A faithful copy of the entire listing is what is needed.

-*-

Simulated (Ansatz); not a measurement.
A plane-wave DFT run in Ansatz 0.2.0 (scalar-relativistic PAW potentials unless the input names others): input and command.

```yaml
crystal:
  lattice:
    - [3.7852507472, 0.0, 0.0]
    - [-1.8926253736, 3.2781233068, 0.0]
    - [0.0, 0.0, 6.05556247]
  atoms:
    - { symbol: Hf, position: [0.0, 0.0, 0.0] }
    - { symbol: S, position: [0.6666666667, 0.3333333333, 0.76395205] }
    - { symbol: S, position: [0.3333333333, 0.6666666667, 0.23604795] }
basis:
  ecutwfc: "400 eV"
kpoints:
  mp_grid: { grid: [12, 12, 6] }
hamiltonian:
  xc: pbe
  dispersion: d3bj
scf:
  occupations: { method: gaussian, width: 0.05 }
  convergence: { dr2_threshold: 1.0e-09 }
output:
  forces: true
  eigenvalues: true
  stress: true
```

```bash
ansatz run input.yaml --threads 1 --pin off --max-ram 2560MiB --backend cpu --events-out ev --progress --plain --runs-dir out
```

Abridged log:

-*-

* [Reply]
Simulated (Ansatz); not a measurement.
A plane-wave DFT run in Ansatz 0.2.0 (scalar-relativistic PAW potentials unless the input names others): input and command.

```yaml
crystal:
  lattice:
    - [3.7852507472, 0.0, 0.0]
    - [-1.8926253736, 3.2781233068, 0.0]
    - [0.0, 0.0, 6.05556247]
  atoms:
    - { symbol: Hf, position: [0.0, 0.0, 0.0] }
    - { symbol: S, position: [0.6666666667, 0.3333333333, 0.76395205] }
    - { symbol: S, position: [0.3333333333, 0.6666666667, 0.23604795] }
basis:
  ecutwfc: "400 eV"
kpoints:
  mp_grid: { grid: [12, 12, 6] }
hamiltonian:
  xc: pbe
  dispersion: d3bj
scf:
  occupations: { method: gaussian, width: 0.05 }
  convergence: { dr2_threshold: 1.0e-09 }
output:
  forces: true
  eigenvalues: true
  stress: true
```

```bash
ansatz run input.yaml --threads 1 --pin off --max-ram 2560MiB --backend cpu --events-out ev --progress --plain --runs-dir out
```

Abridged log:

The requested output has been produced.